============

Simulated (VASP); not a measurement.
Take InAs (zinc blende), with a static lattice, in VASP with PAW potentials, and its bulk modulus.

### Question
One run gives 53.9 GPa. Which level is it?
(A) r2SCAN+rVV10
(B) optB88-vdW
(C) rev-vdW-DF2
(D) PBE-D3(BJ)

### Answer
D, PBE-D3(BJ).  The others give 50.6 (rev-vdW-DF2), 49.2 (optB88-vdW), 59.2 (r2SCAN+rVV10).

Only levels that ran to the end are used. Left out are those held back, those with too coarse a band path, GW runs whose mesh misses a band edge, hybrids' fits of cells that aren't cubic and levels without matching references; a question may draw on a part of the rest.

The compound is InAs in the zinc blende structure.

============

[Action item]: Output the full listing again with nothing altered.

[Answer box]:
Simulated (VASP); not a measurement.
Take InAs (zinc blende), with a static lattice, in VASP with PAW potentials, and its bulk modulus.

### Question
One run gives 53.9 GPa. Which level is it?
(A) r2SCAN+rVV10
(B) optB88-vdW
(C) rev-vdW-DF2
(D) PBE-D3(BJ)

### Answer
D, PBE-D3(BJ).  The others give 50.6 (rev-vdW-DF2), 49.2 (optB88-vdW), 59.2 (r2SCAN+rVV10).

Only levels that ran to the end are used. Left out are those held back, those with too coarse a band path, GW runs whose mesh misses a band edge, hybrids' fits of cells that aren't cubic and levels without matching references; a question may draw on a part of the rest.

The compound is InAs in the zinc blende structure.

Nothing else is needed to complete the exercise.